··· Entries shown

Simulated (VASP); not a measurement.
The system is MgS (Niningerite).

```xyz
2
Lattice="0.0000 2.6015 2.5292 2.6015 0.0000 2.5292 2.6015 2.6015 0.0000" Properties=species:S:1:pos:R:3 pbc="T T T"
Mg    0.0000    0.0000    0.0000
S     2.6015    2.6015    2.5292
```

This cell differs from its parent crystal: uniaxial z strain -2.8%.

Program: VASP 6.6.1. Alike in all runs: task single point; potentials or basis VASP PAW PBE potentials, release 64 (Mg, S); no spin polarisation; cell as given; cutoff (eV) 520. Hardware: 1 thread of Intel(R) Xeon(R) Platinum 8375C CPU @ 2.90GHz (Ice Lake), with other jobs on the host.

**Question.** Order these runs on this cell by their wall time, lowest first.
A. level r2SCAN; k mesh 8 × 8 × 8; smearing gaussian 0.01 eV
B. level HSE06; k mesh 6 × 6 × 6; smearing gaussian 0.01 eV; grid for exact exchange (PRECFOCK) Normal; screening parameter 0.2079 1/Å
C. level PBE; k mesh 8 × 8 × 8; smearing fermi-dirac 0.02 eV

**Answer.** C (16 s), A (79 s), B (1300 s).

······

■ Assignment ■
"A. level r2SCAN;" marks the last line to print; print everything from the first line of the data through that line, unchanged, and nothing more.

■ Written response ■
Simulated (VASP); not a measurement.
The system is MgS (Niningerite).

```xyz
2
Lattice="0.0000 2.6015 2.5292 2.6015 0.0000 2.5292 2.6015 2.6015 0.0000" Properties=species:S:1:pos:R:3 pbc="T T T"
Mg    0.0000    0.0000    0.0000
S     2.6015    2.6015    2.5292
```

This cell differs from its parent crystal: uniaxial z strain -2.8%.

Program: VASP 6.6.1. Alike in all runs: task single point; potentials or basis VASP PAW PBE potentials, release 64 (Mg, S); no spin polarisation; cell as given; cutoff (eV) 520. Hardware: 1 thread of Intel(R) Xeon(R) Platinum 8375C CPU @ 2.90GHz (Ice Lake), with other jobs on the host.

**Question.** Order these runs on this cell by their wall time, lowest first.
A. level r2SCAN; k mesh 8 × 8 × 8; smearing gaussian 0.01 eV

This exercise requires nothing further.